Stored data.
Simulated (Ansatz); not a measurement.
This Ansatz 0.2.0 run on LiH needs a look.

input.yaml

Work instruction. Please output every line shown above exactly.

Response.
Simulated (Ansatz); not a measurement.
This Ansatz 0.2.0 run on LiH needs a look.

input.yaml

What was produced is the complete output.